» **DATA LISTING**:
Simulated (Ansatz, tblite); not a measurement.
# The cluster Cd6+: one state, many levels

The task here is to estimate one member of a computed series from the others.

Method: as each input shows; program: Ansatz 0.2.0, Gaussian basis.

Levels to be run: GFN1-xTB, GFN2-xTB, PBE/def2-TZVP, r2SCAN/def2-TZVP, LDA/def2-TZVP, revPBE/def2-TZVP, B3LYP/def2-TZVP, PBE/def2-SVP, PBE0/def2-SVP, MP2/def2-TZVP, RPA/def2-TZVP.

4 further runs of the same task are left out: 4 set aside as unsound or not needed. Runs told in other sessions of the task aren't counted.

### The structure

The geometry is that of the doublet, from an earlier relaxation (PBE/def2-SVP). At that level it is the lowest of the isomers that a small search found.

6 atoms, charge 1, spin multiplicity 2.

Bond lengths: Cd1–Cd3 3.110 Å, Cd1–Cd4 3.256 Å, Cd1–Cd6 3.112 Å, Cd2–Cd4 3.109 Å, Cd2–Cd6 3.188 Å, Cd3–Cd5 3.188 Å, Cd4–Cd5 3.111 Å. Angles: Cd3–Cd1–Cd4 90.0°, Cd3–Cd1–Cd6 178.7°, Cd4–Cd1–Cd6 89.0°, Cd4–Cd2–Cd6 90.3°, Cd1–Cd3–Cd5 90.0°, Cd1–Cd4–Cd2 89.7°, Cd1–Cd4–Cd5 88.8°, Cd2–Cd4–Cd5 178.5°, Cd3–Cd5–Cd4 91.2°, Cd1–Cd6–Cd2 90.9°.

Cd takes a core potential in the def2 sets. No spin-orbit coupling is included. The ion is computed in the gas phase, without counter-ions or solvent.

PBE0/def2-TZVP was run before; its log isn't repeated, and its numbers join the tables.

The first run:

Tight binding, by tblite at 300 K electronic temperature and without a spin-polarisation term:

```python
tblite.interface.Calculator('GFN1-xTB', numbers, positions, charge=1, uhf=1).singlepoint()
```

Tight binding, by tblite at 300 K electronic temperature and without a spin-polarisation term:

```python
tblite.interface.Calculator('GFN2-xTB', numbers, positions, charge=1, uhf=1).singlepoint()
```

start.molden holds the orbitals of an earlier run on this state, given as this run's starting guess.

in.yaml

» **TASK ITEM**:
Retype every line of the listing, word for word, from its opening line to the line that holds "6 atoms, charge 1, spin multiplicity 2.", and include that last line too.

» **EXERCISE SOLUTION**:
Simulated (Ansatz, tblite); not a measurement.
# The cluster Cd6+: one state, many levels

The task here is to estimate one member of a computed series from the others.

Method: as each input shows; program: Ansatz 0.2.0, Gaussian basis.

Levels to be run: GFN1-xTB, GFN2-xTB, PBE/def2-TZVP, r2SCAN/def2-TZVP, LDA/def2-TZVP, revPBE/def2-TZVP, B3LYP/def2-TZVP, PBE/def2-SVP, PBE0/def2-SVP, MP2/def2-TZVP, RPA/def2-TZVP.

4 further runs of the same task are left out: 4 set aside as unsound or not needed. Runs told in other sessions of the task aren't counted.

### The structure

The geometry is that of the doublet, from an earlier relaxation (PBE/def2-SVP). At that level it is the lowest of the isomers that a small search found.

6 atoms, charge 1, spin multiplicity 2.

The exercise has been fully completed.